## ACTION ITEM
Stop after the line that contains "The run is converged, with"; until then, restate each line of the entries word for word from the very first.

## SUPPLIED ENTRIES
########

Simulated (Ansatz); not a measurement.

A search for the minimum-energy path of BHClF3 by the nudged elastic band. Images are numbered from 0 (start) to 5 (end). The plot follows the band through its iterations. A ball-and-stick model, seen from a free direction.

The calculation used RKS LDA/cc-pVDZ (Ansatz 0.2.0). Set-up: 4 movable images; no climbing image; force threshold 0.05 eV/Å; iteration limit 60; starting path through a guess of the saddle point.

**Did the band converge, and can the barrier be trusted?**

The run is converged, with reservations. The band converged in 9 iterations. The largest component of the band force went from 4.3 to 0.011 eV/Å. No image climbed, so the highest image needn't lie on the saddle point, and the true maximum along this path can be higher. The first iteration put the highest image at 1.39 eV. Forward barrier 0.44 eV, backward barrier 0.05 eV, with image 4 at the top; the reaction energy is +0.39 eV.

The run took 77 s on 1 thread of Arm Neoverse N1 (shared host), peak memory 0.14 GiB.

########

## RESULT
Simulated (Ansatz); not a measurement.

A search for the minimum-energy path of BHClF3 by the nudged elastic band. Images are numbered from 0 (start) to 5 (end). The plot follows the band through its iterations. A ball-and-stick model, seen from a free direction.

The calculation used RKS LDA/cc-pVDZ (Ansatz 0.2.0). Set-up: 4 movable images; no climbing image; force threshold 0.05 eV/Å; iteration limit 60; starting path through a guess of the saddle point.

**Did the band converge, and can the barrier be trusted?**

The run is converged, with reservations. The band converged in 9 iterations. The largest component of the band force went from 4.3 to 0.011 eV/Å. No image climbed, so the highest image needn't lie on the saddle point, and the true maximum along this path can be higher. The first iteration put the highest image at 1.39 eV. Forward barrier 0.44 eV, backward barrier 0.05 eV, with image 4 at the top; the reaction energy is +0.39 eV.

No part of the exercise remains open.